== WORK REQUEST ==
Could you write the entries out again, exactly as they appear?

== GIVEN DATA ==
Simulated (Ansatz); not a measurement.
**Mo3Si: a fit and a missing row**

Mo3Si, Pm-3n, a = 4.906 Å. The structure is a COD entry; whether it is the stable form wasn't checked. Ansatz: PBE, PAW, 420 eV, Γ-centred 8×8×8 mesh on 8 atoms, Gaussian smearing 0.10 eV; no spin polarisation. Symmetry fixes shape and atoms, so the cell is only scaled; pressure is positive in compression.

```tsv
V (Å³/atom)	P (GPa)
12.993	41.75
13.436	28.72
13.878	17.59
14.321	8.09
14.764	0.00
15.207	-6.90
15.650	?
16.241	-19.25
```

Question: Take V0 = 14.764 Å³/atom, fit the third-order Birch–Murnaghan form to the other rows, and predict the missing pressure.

== ANSWER BOX ==
Simulated (Ansatz); not a measurement.
**Mo3Si: a fit and a missing row**

Mo3Si, Pm-3n, a = 4.906 Å. The structure is a COD entry; whether it is the stable form wasn't checked. Ansatz: PBE, PAW, 420 eV, Γ-centred 8×8×8 mesh on 8 atoms, Gaussian smearing 0.10 eV; no spin polarisation. Symmetry fixes shape and atoms, so the cell is only scaled; pressure is positive in compression.

```tsv
V (Å³/atom)	P (GPa)
12.993	41.75
13.436	28.72
13.878	17.59
14.321	8.09
14.764	0.00
15.207	-6.90
15.650	?
16.241	-19.25
```

Question: Take V0 = 14.764 Å³/atom, fit the third-order Birch–Murnaghan form to the other rows, and predict the missing pressure.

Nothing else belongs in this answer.